=-=-=

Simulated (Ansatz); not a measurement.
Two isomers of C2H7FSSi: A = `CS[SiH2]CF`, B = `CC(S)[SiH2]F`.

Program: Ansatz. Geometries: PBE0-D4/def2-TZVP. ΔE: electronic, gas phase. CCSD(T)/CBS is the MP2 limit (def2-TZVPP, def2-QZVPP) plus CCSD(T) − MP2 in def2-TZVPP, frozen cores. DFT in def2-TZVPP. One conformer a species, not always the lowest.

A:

=-=-=

▶ **Action item**
Through the line that holds "Program: Ansatz. Geometries: PBE0-D4/def2-TZVP.", repeat the material above exactly, starting at its first line.

▶ **Exercise solution**
Simulated (Ansatz); not a measurement.
Two isomers of C2H7FSSi: A = `CS[SiH2]CF`, B = `CC(S)[SiH2]F`.

Program: Ansatz. Geometries: PBE0-D4/def2-TZVP. ΔE: electronic, gas phase. CCSD(T)/CBS is the MP2 limit (def2-TZVPP, def2-QZVPP) plus CCSD(T) − MP2 in def2-TZVPP, frozen cores. DFT in def2-TZVPP. One conformer a species, not always the lowest.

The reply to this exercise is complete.